------ INFORMATION SUPPLIED ------
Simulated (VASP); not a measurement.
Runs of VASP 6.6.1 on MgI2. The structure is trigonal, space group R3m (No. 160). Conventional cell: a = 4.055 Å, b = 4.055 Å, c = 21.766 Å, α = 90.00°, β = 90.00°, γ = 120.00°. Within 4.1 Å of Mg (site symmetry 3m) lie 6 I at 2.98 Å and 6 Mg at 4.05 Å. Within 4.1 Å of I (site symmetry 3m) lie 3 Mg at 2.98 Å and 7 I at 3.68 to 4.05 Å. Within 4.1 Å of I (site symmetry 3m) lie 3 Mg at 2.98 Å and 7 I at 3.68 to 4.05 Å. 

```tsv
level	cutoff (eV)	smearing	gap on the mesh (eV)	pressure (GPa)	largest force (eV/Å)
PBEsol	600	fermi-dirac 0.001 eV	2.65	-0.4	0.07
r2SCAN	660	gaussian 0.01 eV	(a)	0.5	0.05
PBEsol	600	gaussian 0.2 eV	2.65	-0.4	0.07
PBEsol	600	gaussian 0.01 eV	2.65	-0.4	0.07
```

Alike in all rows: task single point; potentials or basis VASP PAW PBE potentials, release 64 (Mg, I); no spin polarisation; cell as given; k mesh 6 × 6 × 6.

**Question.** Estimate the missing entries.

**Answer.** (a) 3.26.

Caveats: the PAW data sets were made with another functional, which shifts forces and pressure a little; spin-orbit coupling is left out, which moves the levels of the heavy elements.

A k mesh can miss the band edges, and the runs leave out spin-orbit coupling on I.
------

-- REQUIREMENT --
Quote only the stretch of lines that starts the data above and ends with the line containing "Caveats: the PAW", both included.

-- TASK RESULT --
Simulated (VASP); not a measurement.
Runs of VASP 6.6.1 on MgI2. The structure is trigonal, space group R3m (No. 160). Conventional cell: a = 4.055 Å, b = 4.055 Å, c = 21.766 Å, α = 90.00°, β = 90.00°, γ = 120.00°. Within 4.1 Å of Mg (site symmetry 3m) lie 6 I at 2.98 Å and 6 Mg at 4.05 Å. Within 4.1 Å of I (site symmetry 3m) lie 3 Mg at 2.98 Å and 7 I at 3.68 to 4.05 Å. Within 4.1 Å of I (site symmetry 3m) lie 3 Mg at 2.98 Å and 7 I at 3.68 to 4.05 Å. 

```tsv
level	cutoff (eV)	smearing	gap on the mesh (eV)	pressure (GPa)	largest force (eV/Å)
PBEsol	600	fermi-dirac 0.001 eV	2.65	-0.4	0.07
r2SCAN	660	gaussian 0.01 eV	(a)	0.5	0.05
PBEsol	600	gaussian 0.2 eV	2.65	-0.4	0.07
PBEsol	600	gaussian 0.01 eV	2.65	-0.4	0.07
```

Alike in all rows: task single point; potentials or basis VASP PAW PBE potentials, release 64 (Mg, I); no spin polarisation; cell as given; k mesh 6 × 6 × 6.

**Question.** Estimate the missing entries.

**Answer.** (a) 3.26.

Caveats: the PAW data sets were made with another functional, which shifts forces and pressure a little; spin-orbit coupling is left out, which moves the levels of the heavy elements.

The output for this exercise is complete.